_Work instruction_:
Starting from the first line, transcribe the whole listing exactly.

_Dataset_:
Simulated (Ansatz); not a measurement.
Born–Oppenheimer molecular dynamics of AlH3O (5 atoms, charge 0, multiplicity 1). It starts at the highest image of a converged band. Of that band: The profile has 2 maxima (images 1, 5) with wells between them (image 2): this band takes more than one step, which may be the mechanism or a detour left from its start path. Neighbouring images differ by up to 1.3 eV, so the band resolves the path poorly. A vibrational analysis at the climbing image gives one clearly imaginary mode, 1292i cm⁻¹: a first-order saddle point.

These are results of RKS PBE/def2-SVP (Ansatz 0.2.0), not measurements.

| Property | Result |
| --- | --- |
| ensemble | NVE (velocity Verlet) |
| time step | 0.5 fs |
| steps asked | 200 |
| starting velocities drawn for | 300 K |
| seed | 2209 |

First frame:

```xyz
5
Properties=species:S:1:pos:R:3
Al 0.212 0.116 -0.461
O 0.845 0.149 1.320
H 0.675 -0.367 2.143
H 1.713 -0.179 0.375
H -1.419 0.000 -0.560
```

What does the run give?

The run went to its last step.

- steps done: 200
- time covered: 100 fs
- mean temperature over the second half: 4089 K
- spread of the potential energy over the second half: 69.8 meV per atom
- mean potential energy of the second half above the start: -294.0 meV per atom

_Problem solution_:
Simulated (Ansatz); not a measurement.
Born–Oppenheimer molecular dynamics of AlH3O (5 atoms, charge 0, multiplicity 1). It starts at the highest image of a converged band. Of that band: The profile has 2 maxima (images 1, 5) with wells between them (image 2): this band takes more than one step, which may be the mechanism or a detour left from its start path. Neighbouring images differ by up to 1.3 eV, so the band resolves the path poorly. A vibrational analysis at the climbing image gives one clearly imaginary mode, 1292i cm⁻¹: a first-order saddle point.

These are results of RKS PBE/def2-SVP (Ansatz 0.2.0), not measurements.

| Property | Result |
| --- | --- |
| ensemble | NVE (velocity Verlet) |
| time step | 0.5 fs |
| steps asked | 200 |
| starting velocities drawn for | 300 K |
| seed | 2209 |

First frame:

```xyz
5
Properties=species:S:1:pos:R:3
Al 0.212 0.116 -0.461
O 0.845 0.149 1.320
H 0.675 -0.367 2.143
H 1.713 -0.179 0.375
H -1.419 0.000 -0.560
```

What does the run give?

The run went to its last step.

- steps done: 200
- time covered: 100 fs
- mean temperature over the second half: 4089 K
- spread of the potential energy over the second half: 69.8 meV per atom
- mean potential energy of the second half above the start: -294.0 meV per atom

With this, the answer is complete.